→ Work item:
Start at the line with "The numbers are" in the records below, stop at the line with "Problem. How do", and return every line in that span exactly, the two end lines included.

→ Listed entries:
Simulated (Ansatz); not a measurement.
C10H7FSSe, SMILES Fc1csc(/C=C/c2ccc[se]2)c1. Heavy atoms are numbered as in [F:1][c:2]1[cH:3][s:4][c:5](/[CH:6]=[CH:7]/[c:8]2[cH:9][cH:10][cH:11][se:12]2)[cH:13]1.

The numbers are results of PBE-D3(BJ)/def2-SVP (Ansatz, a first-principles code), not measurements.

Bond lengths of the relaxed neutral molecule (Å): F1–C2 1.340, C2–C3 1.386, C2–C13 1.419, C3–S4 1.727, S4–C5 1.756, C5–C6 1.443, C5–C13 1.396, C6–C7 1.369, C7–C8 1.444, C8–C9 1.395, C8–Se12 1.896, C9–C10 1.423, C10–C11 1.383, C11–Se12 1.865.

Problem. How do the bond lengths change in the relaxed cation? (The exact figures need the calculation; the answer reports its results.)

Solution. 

→ Solution:
The numbers are results of PBE-D3(BJ)/def2-SVP (Ansatz, a first-principles code), not measurements.

Bond lengths of the relaxed neutral molecule (Å): F1–C2 1.340, C2–C3 1.386, C2–C13 1.419, C3–S4 1.727, S4–C5 1.756, C5–C6 1.443, C5–C13 1.396, C6–C7 1.369, C7–C8 1.444, C8–C9 1.395, C8–Se12 1.896, C9–C10 1.423, C10–C11 1.383, C11–Se12 1.865.

Problem. How do the bond lengths change in the relaxed cation? (The exact figures need the calculation; the answer reports its results.)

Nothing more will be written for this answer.